[LISTED ENTRIES]
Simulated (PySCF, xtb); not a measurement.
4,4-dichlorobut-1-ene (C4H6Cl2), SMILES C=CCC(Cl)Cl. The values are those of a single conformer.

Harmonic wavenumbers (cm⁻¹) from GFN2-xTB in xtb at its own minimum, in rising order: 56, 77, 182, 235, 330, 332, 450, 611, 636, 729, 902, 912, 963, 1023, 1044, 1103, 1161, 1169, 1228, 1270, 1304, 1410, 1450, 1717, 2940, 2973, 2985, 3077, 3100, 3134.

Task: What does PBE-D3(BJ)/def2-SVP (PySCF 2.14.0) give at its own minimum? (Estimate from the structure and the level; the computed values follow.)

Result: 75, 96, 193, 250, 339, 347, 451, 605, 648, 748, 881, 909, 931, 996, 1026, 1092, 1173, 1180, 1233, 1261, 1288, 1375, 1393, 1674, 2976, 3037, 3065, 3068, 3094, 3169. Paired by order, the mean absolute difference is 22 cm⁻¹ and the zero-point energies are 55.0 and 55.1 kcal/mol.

[EXERCISE] Please print exactly what appears from the first line of the data through the line with "Task: What does", including both of those lines and nothing past them.

[SOLUTION]
Simulated (PySCF, xtb); not a measurement.
4,4-dichlorobut-1-ene (C4H6Cl2), SMILES C=CCC(Cl)Cl. The values are those of a single conformer.

Harmonic wavenumbers (cm⁻¹) from GFN2-xTB in xtb at its own minimum, in rising order: 56, 77, 182, 235, 330, 332, 450, 611, 636, 729, 902, 912, 963, 1023, 1044, 1103, 1161, 1169, 1228, 1270, 1304, 1410, 1450, 1717, 2940, 2973, 2985, 3077, 3100, 3134.

Task: What does PBE-D3(BJ)/def2-SVP (PySCF 2.14.0) give at its own minimum? (Estimate from the structure and the level; the computed values follow.)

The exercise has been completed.